━━━━━ Given data ━━━━━

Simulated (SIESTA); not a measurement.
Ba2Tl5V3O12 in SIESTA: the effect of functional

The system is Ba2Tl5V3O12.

━━━━━

Return the data in full, exactly as it appears above.

## Written reply
Simulated (SIESTA); not a measurement.
Ba2Tl5V3O12 in SIESTA: the effect of functional

The system is Ba2Tl5V3O12.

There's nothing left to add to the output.